# WORK REQUEST
Transcribe exactly each line of the entries, from the opening line to the line with "Task: Give the", with both of those lines included.

-=-=-=-=-

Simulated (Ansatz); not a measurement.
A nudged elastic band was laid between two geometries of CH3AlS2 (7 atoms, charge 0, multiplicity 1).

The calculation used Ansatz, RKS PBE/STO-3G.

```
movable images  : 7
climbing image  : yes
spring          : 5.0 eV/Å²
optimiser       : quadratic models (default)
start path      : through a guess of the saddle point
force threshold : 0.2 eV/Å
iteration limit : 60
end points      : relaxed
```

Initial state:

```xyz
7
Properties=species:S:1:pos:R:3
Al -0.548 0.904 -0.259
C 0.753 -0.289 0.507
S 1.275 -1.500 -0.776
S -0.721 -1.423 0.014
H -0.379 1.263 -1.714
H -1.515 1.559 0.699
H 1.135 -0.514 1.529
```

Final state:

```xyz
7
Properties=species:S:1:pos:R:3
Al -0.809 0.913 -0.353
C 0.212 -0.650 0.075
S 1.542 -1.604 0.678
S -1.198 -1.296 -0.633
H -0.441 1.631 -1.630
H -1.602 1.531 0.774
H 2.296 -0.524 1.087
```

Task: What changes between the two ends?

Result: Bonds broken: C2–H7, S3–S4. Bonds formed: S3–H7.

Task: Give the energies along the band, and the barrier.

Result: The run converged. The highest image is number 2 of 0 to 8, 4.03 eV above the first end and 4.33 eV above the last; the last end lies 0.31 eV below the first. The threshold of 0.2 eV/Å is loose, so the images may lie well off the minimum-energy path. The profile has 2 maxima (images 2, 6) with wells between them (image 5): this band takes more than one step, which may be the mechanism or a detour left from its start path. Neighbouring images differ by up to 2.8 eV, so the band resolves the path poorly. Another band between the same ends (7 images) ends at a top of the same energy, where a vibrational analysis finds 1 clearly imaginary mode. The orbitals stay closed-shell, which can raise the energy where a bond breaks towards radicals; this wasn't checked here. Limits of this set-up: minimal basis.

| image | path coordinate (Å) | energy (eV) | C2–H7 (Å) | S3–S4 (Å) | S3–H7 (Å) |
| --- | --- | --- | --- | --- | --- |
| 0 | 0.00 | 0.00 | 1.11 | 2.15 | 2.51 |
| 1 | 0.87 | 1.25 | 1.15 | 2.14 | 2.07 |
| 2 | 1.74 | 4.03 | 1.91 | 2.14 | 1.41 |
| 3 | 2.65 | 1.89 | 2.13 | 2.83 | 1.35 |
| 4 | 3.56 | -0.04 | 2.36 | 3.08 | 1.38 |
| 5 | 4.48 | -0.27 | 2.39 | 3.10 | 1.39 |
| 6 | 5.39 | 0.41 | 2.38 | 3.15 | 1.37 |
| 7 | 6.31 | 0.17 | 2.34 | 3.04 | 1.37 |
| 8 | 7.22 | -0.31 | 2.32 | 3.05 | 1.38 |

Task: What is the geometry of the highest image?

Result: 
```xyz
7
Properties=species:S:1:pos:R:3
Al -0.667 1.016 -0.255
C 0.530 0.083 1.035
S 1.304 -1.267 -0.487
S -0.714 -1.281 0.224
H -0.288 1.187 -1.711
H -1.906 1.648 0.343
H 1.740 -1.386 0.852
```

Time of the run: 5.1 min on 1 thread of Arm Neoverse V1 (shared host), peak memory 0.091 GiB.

-=-=-=-=-

# PROBLEM SOLUTION
Simulated (Ansatz); not a measurement.
A nudged elastic band was laid between two geometries of CH3AlS2 (7 atoms, charge 0, multiplicity 1).

The calculation used Ansatz, RKS PBE/STO-3G.

```
movable images  : 7
climbing image  : yes
spring          : 5.0 eV/Å²
optimiser       : quadratic models (default)
start path      : through a guess of the saddle point
force threshold : 0.2 eV/Å
iteration limit : 60
end points      : relaxed
```

Initial state:

```xyz
7
Properties=species:S:1:pos:R:3
Al -0.548 0.904 -0.259
C 0.753 -0.289 0.507
S 1.275 -1.500 -0.776
S -0.721 -1.423 0.014
H -0.379 1.263 -1.714
H -1.515 1.559 0.699
H 1.135 -0.514 1.529
```

Final state:

```xyz
7
Properties=species:S:1:pos:R:3
Al -0.809 0.913 -0.353
C 0.212 -0.650 0.075
S 1.542 -1.604 0.678
S -1.198 -1.296 -0.633
H -0.441 1.631 -1.630
H -1.602 1.531 0.774
H 2.296 -0.524 1.087
```

Task: What changes between the two ends?

Result: Bonds broken: C2–H7, S3–S4. Bonds formed: S3–H7.

Task: Give the energies along the band, and the barrier.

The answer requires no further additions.